** TASK ITEM **
With the first line below as the start and the line containing "Question: How do" as the end, copy every line between them exactly, ends included.

** INFORMATION SHOWN **
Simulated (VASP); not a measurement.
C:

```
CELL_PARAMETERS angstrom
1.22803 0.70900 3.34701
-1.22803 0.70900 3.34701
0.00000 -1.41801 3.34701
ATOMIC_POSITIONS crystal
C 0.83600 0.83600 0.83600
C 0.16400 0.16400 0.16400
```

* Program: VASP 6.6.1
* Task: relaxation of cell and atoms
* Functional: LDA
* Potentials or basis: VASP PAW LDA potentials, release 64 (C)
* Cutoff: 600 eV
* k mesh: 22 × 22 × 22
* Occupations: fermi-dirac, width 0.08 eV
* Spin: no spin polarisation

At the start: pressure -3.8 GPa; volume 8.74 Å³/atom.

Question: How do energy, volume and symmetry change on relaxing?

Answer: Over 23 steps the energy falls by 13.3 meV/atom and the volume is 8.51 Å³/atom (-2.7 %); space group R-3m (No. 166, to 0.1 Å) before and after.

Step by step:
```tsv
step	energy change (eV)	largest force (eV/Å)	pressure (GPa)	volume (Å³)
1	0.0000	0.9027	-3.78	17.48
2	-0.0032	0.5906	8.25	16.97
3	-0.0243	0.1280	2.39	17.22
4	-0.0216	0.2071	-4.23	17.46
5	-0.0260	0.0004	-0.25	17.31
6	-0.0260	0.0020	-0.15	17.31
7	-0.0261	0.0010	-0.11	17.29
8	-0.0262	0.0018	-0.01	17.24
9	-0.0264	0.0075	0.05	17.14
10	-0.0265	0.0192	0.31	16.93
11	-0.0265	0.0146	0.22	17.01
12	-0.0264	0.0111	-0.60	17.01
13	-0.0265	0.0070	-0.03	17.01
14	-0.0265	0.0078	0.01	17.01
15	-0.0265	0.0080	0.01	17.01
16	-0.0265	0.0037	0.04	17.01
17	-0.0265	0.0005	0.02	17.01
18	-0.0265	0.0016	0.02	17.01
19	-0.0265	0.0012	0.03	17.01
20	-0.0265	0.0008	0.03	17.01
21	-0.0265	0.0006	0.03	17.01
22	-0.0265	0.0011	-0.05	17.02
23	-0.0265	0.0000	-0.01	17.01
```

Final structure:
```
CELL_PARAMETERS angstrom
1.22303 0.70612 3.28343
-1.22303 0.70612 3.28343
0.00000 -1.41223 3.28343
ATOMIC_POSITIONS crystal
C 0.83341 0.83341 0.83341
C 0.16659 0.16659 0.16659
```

** WRITTEN SOLUTION **
Simulated (VASP); not a measurement.
C:

```
CELL_PARAMETERS angstrom
1.22803 0.70900 3.34701
-1.22803 0.70900 3.34701
0.00000 -1.41801 3.34701
ATOMIC_POSITIONS crystal
C 0.83600 0.83600 0.83600
C 0.16400 0.16400 0.16400
```

* Program: VASP 6.6.1
* Task: relaxation of cell and atoms
* Functional: LDA
* Potentials or basis: VASP PAW LDA potentials, release 64 (C)
* Cutoff: 600 eV
* k mesh: 22 × 22 × 22
* Occupations: fermi-dirac, width 0.08 eV
* Spin: no spin polarisation

At the start: pressure -3.8 GPa; volume 8.74 Å³/atom.

Question: How do energy, volume and symmetry change on relaxing?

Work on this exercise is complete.